# Action item
Go to the line in the entries below that holds "15 atoms, charge" and repeat exactly from there through the line that holds "Q: Estimate the", inclusive.

# Dataset extract
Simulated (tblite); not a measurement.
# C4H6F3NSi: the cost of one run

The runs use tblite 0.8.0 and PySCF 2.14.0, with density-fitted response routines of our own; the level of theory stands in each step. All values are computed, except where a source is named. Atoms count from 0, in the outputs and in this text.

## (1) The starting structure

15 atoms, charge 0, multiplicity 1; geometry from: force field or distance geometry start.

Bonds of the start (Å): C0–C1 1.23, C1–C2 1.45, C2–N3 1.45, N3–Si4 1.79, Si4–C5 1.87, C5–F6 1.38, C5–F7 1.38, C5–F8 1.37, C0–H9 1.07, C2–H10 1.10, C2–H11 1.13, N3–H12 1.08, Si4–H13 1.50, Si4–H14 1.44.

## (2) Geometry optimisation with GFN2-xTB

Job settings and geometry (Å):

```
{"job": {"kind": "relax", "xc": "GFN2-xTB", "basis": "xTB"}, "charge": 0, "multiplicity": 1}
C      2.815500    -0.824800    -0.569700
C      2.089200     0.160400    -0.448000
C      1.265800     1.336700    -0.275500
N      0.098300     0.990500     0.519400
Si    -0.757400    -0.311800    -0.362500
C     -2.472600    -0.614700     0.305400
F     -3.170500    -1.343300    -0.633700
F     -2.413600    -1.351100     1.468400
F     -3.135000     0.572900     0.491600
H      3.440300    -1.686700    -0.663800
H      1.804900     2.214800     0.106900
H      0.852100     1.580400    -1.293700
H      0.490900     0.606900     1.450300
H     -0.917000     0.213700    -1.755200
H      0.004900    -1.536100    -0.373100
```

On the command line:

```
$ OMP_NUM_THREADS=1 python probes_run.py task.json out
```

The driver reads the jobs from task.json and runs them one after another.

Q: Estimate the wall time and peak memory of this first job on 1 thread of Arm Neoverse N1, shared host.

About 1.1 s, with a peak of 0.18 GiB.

# Answer section
15 atoms, charge 0, multiplicity 1; geometry from: force field or distance geometry start.

Bonds of the start (Å): C0–C1 1.23, C1–C2 1.45, C2–N3 1.45, N3–Si4 1.79, Si4–C5 1.87, C5–F6 1.38, C5–F7 1.38, C5–F8 1.37, C0–H9 1.07, C2–H10 1.10, C2–H11 1.13, N3–H12 1.08, Si4–H13 1.50, Si4–H14 1.44.

## (2) Geometry optimisation with GFN2-xTB

Job settings and geometry (Å):

```
{"job": {"kind": "relax", "xc": "GFN2-xTB", "basis": "xTB"}, "charge": 0, "multiplicity": 1}
C      2.815500    -0.824800    -0.569700
C      2.089200     0.160400    -0.448000
C      1.265800     1.336700    -0.275500
N      0.098300     0.990500     0.519400
Si    -0.757400    -0.311800    -0.362500
C     -2.472600    -0.614700     0.305400
F     -3.170500    -1.343300    -0.633700
F     -2.413600    -1.351100     1.468400
F     -3.135000     0.572900     0.491600
H      3.440300    -1.686700    -0.663800
H      1.804900     2.214800     0.106900
H      0.852100     1.580400    -1.293700
H      0.490900     0.606900     1.450300
H     -0.917000     0.213700    -1.755200
H      0.004900    -1.536100    -0.373100
```

On the command line:

```
$ OMP_NUM_THREADS=1 python probes_run.py task.json out
```

The driver reads the jobs from task.json and runs them one after another.

Q: Estimate the wall time and peak memory of this first job on 1 thread of Arm Neoverse N1, shared host.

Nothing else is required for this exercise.